(REQUIREMENT) For this exercise, transcribe all of the records exactly as given.

(EXERCISE DATA)
· · ·

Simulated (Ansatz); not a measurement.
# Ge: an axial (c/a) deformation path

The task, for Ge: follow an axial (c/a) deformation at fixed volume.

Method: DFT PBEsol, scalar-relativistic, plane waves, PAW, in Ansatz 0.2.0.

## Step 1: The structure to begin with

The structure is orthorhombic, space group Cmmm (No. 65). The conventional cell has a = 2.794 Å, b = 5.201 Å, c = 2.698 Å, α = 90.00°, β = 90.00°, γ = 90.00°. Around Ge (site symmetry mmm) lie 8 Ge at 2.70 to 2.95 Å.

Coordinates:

· · ·

(TASK RESULT)
Simulated (Ansatz); not a measurement.
# Ge: an axial (c/a) deformation path

The task, for Ge: follow an axial (c/a) deformation at fixed volume.

Method: DFT PBEsol, scalar-relativistic, plane waves, PAW, in Ansatz 0.2.0.

## Step 1: The structure to begin with

The structure is orthorhombic, space group Cmmm (No. 65). The conventional cell has a = 2.794 Å, b = 5.201 Å, c = 2.698 Å, α = 90.00°, β = 90.00°, γ = 90.00°. Around Ge (site symmetry mmm) lie 8 Ge at 2.70 to 2.95 Å.

Coordinates:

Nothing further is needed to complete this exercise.